### Information shown
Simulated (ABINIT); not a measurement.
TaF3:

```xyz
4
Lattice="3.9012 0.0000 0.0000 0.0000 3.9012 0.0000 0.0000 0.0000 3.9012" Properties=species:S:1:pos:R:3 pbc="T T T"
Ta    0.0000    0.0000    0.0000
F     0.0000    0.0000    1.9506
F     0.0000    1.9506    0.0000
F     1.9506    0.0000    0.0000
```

### Work task
From the first line to the last, copy the records without alteration.

### Written answer
Simulated (ABINIT); not a measurement.
TaF3:

```xyz
4
Lattice="3.9012 0.0000 0.0000 0.0000 3.9012 0.0000 0.0000 0.0000 3.9012" Properties=species:S:1:pos:R:3 pbc="T T T"
Ta    0.0000    0.0000    0.0000
F     0.0000    0.0000    1.9506
F     0.0000    1.9506    0.0000
F     1.9506    0.0000    0.0000
```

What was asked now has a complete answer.